» Required action: Repeat back every line of the data, exactly.

» Record extracts:
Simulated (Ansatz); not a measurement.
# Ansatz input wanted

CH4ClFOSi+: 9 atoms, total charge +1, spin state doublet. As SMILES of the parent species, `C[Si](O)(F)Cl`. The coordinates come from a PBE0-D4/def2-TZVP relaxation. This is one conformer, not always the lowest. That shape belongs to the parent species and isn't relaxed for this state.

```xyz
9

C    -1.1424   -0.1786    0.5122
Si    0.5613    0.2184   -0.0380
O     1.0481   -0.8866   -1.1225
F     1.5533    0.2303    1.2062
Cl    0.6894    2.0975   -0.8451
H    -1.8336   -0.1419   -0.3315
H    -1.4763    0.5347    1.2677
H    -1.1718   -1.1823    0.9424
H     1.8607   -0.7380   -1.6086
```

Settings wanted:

» Task result:
Simulated (Ansatz); not a measurement.
# Ansatz input wanted

CH4ClFOSi+: 9 atoms, total charge +1, spin state doublet. As SMILES of the parent species, `C[Si](O)(F)Cl`. The coordinates come from a PBE0-D4/def2-TZVP relaxation. This is one conformer, not always the lowest. That shape belongs to the parent species and isn't relaxed for this state.

```xyz
9

C    -1.1424   -0.1786    0.5122
Si    0.5613    0.2184   -0.0380
O     1.0481   -0.8866   -1.1225
F     1.5533    0.2303    1.2062
Cl    0.6894    2.0975   -0.8451
H    -1.8336   -0.1419   -0.3315
H    -1.4763    0.5347    1.2677
H    -1.1718   -1.1823    0.9424
H     1.8607   -0.7380   -1.6086
```

Settings wanted:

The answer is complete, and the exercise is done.